## Supplied material:
⁂

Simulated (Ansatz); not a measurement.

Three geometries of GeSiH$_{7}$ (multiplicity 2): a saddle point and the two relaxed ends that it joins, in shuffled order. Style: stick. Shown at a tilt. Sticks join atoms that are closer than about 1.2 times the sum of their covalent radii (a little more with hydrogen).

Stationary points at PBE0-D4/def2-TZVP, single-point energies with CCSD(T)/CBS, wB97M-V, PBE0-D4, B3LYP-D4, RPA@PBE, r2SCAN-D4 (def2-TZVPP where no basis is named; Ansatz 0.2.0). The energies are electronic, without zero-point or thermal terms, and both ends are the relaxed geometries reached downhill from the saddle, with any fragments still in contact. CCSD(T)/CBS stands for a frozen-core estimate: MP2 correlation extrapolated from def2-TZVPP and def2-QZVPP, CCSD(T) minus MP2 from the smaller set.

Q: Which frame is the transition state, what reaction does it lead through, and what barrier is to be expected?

⁂

Go through the data and copy each line exactly as it was written.

## Written solution:
Simulated (Ansatz); not a measurement.

Three geometries of GeSiH$_{7}$ (multiplicity 2): a saddle point and the two relaxed ends that it joins, in shuffled order. Style: stick. Shown at a tilt. Sticks join atoms that are closer than about 1.2 times the sum of their covalent radii (a little more with hydrogen).

Stationary points at PBE0-D4/def2-TZVP, single-point energies with CCSD(T)/CBS, wB97M-V, PBE0-D4, B3LYP-D4, RPA@PBE, r2SCAN-D4 (def2-TZVPP where no basis is named; Ansatz 0.2.0). The energies are electronic, without zero-point or thermal terms, and both ends are the relaxed geometries reached downhill from the saddle, with any fragments still in contact. CCSD(T)/CBS stands for a frozen-core estimate: MP2 correlation extrapolated from def2-TZVPP and def2-QZVPP, CCSD(T) minus MP2 from the smaller set.

Q: Which frame is the transition state, what reaction does it lead through, and what barrier is to be expected?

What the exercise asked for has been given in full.